* BRIEF: Your output should be the lines of the data that follow, reproduced exactly from the first through the line bearing "(2) ΔZPE = -5.0".

%%

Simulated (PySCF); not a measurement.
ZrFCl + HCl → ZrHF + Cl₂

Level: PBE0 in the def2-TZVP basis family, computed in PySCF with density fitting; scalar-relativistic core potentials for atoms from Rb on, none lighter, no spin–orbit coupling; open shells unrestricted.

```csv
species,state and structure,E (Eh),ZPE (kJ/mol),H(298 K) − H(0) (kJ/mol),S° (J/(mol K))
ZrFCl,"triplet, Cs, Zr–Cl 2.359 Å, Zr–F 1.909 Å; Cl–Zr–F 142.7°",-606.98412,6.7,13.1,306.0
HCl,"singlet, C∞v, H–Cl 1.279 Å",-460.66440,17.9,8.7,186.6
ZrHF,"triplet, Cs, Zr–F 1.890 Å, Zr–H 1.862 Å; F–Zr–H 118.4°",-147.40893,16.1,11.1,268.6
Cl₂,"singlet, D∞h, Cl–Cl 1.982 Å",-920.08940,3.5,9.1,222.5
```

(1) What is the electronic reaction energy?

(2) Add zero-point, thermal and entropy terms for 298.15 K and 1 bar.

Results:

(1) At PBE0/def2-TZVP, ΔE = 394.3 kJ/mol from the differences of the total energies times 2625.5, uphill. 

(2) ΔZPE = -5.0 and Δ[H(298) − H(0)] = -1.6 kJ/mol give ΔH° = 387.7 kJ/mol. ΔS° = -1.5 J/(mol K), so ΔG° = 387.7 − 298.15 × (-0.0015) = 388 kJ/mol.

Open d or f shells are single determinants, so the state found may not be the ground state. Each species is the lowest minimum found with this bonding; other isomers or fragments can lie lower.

%%

* PROBLEM SOLUTION:
Simulated (PySCF); not a measurement.
ZrFCl + HCl → ZrHF + Cl₂

Level: PBE0 in the def2-TZVP basis family, computed in PySCF with density fitting; scalar-relativistic core potentials for atoms from Rb on, none lighter, no spin–orbit coupling; open shells unrestricted.

```csv
species,state and structure,E (Eh),ZPE (kJ/mol),H(298 K) − H(0) (kJ/mol),S° (J/(mol K))
ZrFCl,"triplet, Cs, Zr–Cl 2.359 Å, Zr–F 1.909 Å; Cl–Zr–F 142.7°",-606.98412,6.7,13.1,306.0
HCl,"singlet, C∞v, H–Cl 1.279 Å",-460.66440,17.9,8.7,186.6
ZrHF,"triplet, Cs, Zr–F 1.890 Å, Zr–H 1.862 Å; F–Zr–H 118.4°",-147.40893,16.1,11.1,268.6
Cl₂,"singlet, D∞h, Cl–Cl 1.982 Å",-920.08940,3.5,9.1,222.5
```

(1) What is the electronic reaction energy?

(2) Add zero-point, thermal and entropy terms for 298.15 K and 1 bar.

Results:

(1) At PBE0/def2-TZVP, ΔE = 394.3 kJ/mol from the differences of the total energies times 2625.5, uphill. 

(2) ΔZPE = -5.0 and Δ[H(298) − H(0)] = -1.6 kJ/mol give ΔH° = 387.7 kJ/mol. ΔS° = -1.5 J/(mol K), so ΔG° = 387.7 − 298.15 × (-0.0015) = 388 kJ/mol.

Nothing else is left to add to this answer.